• Dataset records:
┌──

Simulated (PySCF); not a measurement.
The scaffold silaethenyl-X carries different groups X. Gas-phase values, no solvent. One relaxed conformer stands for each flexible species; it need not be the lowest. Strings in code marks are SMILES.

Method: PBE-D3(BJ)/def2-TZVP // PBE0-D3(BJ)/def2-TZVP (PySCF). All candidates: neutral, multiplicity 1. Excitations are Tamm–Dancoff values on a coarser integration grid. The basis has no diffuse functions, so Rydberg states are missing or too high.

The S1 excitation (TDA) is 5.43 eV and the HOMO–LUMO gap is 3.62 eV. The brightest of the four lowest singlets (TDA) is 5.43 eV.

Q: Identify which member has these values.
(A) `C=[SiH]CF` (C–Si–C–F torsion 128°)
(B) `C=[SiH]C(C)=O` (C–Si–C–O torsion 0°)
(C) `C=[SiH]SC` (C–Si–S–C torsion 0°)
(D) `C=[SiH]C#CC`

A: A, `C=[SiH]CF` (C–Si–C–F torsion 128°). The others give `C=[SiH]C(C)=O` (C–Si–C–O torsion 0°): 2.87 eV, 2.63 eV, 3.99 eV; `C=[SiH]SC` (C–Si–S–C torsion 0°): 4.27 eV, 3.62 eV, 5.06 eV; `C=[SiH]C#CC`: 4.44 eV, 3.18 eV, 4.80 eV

└──

Take the records above and return, word for word, only the lines that fall from the line with "The scaffold silaethenyl-X" to the line with "Method: PBE-D3(BJ)/def2-TZVP //", both of them included.

• Reply:
The scaffold silaethenyl-X carries different groups X. Gas-phase values, no solvent. One relaxed conformer stands for each flexible species; it need not be the lowest. Strings in code marks are SMILES.

Method: PBE-D3(BJ)/def2-TZVP // PBE0-D3(BJ)/def2-TZVP (PySCF). All candidates: neutral, multiplicity 1. Excitations are Tamm–Dancoff values on a coarser integration grid. The basis has no diffuse functions, so Rydberg states are missing or too high.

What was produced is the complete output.